## WORK TASK
Begin at the line containing "Hf in VASP and in Ansatz" in the data below and go on through the line containing "Ansatz ran all-electron", repeating each line exactly; include both ends and no other line.

## PROVIDED DATA
###

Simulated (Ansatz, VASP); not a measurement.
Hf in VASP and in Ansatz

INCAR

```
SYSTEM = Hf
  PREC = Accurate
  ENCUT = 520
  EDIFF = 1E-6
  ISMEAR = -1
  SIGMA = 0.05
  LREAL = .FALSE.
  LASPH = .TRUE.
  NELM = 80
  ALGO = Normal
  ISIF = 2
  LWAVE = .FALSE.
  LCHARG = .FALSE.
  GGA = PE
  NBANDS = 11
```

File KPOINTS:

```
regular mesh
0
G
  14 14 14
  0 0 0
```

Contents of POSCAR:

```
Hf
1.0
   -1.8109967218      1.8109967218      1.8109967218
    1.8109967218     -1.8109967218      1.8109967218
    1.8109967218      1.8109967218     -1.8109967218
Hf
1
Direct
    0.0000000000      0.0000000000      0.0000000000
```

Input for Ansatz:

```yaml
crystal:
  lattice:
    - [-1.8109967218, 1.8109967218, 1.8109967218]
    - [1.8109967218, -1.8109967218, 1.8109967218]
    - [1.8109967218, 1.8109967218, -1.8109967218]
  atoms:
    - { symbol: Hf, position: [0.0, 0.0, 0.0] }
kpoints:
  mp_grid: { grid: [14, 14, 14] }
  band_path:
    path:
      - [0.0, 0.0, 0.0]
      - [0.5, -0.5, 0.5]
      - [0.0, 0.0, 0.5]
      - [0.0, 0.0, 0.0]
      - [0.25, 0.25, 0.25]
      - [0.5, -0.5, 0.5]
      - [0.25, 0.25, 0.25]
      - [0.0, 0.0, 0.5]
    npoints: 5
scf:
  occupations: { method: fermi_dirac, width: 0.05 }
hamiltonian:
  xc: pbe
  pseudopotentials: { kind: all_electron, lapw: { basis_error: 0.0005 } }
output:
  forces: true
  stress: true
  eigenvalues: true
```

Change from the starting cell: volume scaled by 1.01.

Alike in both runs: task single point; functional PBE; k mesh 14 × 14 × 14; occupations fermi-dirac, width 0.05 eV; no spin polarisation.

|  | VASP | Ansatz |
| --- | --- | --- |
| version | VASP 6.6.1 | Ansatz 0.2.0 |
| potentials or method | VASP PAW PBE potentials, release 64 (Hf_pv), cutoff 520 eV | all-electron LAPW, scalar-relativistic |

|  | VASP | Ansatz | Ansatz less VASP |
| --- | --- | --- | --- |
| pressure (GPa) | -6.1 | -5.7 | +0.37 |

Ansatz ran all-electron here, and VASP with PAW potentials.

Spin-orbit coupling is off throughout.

###

## WRITTEN REPLY
Hf in VASP and in Ansatz

INCAR

```
SYSTEM = Hf
  PREC = Accurate
  ENCUT = 520
  EDIFF = 1E-6
  ISMEAR = -1
  SIGMA = 0.05
  LREAL = .FALSE.
  LASPH = .TRUE.
  NELM = 80
  ALGO = Normal
  ISIF = 2
  LWAVE = .FALSE.
  LCHARG = .FALSE.
  GGA = PE
  NBANDS = 11
```

File KPOINTS:

```
regular mesh
0
G
  14 14 14
  0 0 0
```

Contents of POSCAR:

```
Hf
1.0
   -1.8109967218      1.8109967218      1.8109967218
    1.8109967218     -1.8109967218      1.8109967218
    1.8109967218      1.8109967218     -1.8109967218
Hf
1
Direct
    0.0000000000      0.0000000000      0.0000000000
```

Input for Ansatz:

```yaml
crystal:
  lattice:
    - [-1.8109967218, 1.8109967218, 1.8109967218]
    - [1.8109967218, -1.8109967218, 1.8109967218]
    - [1.8109967218, 1.8109967218, -1.8109967218]
  atoms:
    - { symbol: Hf, position: [0.0, 0.0, 0.0] }
kpoints:
  mp_grid: { grid: [14, 14, 14] }
  band_path:
    path:
      - [0.0, 0.0, 0.0]
      - [0.5, -0.5, 0.5]
      - [0.0, 0.0, 0.5]
      - [0.0, 0.0, 0.0]
      - [0.25, 0.25, 0.25]
      - [0.5, -0.5, 0.5]
      - [0.25, 0.25, 0.25]
      - [0.0, 0.0, 0.5]
    npoints: 5
scf:
  occupations: { method: fermi_dirac, width: 0.05 }
hamiltonian:
  xc: pbe
  pseudopotentials: { kind: all_electron, lapw: { basis_error: 0.0005 } }
output:
  forces: true
  stress: true
  eigenvalues: true
```

Change from the starting cell: volume scaled by 1.01.

Alike in both runs: task single point; functional PBE; k mesh 14 × 14 × 14; occupations fermi-dirac, width 0.05 eV; no spin polarisation.

|  | VASP | Ansatz |
| --- | --- | --- |
| version | VASP 6.6.1 | Ansatz 0.2.0 |
| potentials or method | VASP PAW PBE potentials, release 64 (Hf_pv), cutoff 520 eV | all-electron LAPW, scalar-relativistic |

|  | VASP | Ansatz | Ansatz less VASP |
| --- | --- | --- | --- |
| pressure (GPa) | -6.1 | -5.7 | +0.37 |

Ansatz ran all-electron here, and VASP with PAW potentials.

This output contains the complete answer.